• Task item:
The lines from the start of the data through the line containing "All numbers below" are to be reproduced exactly, both ends included.

□ □ □ □ □

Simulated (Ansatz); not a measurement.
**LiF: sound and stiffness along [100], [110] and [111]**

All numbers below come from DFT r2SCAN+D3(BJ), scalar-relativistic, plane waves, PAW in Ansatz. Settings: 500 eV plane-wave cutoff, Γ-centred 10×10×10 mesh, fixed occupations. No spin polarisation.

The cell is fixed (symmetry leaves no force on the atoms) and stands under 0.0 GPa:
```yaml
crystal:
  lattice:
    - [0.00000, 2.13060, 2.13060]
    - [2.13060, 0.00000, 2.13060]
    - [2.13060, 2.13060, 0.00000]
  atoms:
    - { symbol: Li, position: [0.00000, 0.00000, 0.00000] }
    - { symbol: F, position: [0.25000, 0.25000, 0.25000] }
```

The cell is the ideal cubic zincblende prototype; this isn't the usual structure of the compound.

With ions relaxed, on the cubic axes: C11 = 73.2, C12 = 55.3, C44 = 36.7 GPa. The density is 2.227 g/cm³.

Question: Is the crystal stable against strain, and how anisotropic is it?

□ □ □ □ □

• Exercise response:
Simulated (Ansatz); not a measurement.
**LiF: sound and stiffness along [100], [110] and [111]**

All numbers below come from DFT r2SCAN+D3(BJ), scalar-relativistic, plane waves, PAW in Ansatz. Settings: 500 eV plane-wave cutoff, Γ-centred 10×10×10 mesh, fixed occupations. No spin polarisation.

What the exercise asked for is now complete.